**Data provided**
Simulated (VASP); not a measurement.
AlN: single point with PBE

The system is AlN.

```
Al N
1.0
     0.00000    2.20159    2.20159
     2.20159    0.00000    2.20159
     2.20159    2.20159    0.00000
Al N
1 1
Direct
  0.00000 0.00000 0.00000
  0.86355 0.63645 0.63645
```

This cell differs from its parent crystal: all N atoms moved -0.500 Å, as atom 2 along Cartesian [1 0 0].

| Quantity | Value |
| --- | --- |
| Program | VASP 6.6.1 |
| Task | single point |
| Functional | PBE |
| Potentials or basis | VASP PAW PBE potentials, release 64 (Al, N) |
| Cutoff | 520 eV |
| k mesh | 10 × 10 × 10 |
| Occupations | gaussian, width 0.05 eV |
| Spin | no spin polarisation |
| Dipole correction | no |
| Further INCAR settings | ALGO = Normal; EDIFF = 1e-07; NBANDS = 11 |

**Work instruction**
Look above for the line holding "Quantity | Value |", then set down exactly that line and every line after it up to and including the line holding "correction | no |", with nothing else.

**Written answer**
| Quantity | Value |
| --- | --- |
| Program | VASP 6.6.1 |
| Task | single point |
| Functional | PBE |
| Potentials or basis | VASP PAW PBE potentials, release 64 (Al, N) |
| Cutoff | 520 eV |
| k mesh | 10 × 10 × 10 |
| Occupations | gaussian, width 0.05 eV |
| Spin | no spin polarisation |
| Dipole correction | no |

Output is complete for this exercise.